REQUIRED ACTION:
From the listing below, output only the lines starting at the line that has "# From computed" and ending at the line that has "PySCF 2.14.0 with", exactly as they appear, ends included.

******************************
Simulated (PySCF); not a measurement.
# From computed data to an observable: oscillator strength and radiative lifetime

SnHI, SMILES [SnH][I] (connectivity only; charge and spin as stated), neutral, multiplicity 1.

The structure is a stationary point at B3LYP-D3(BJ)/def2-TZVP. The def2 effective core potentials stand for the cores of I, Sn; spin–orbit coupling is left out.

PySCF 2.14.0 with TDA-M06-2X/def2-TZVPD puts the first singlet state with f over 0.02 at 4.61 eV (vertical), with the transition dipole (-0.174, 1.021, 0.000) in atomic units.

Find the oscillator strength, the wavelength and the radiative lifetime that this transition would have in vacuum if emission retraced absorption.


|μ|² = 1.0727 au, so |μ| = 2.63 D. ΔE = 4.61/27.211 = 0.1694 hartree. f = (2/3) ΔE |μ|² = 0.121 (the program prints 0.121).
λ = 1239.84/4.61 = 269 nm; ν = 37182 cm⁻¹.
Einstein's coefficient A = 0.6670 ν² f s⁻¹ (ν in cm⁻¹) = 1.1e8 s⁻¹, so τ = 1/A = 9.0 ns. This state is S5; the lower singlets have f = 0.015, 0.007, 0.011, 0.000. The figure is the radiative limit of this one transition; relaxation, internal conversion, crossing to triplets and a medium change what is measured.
******************************

ANSWER AREA:
# From computed data to an observable: oscillator strength and radiative lifetime

SnHI, SMILES [SnH][I] (connectivity only; charge and spin as stated), neutral, multiplicity 1.

The structure is a stationary point at B3LYP-D3(BJ)/def2-TZVP. The def2 effective core potentials stand for the cores of I, Sn; spin–orbit coupling is left out.

PySCF 2.14.0 with TDA-M06-2X/def2-TZVPD puts the first singlet state with f over 0.02 at 4.61 eV (vertical), with the transition dipole (-0.174, 1.021, 0.000) in atomic units.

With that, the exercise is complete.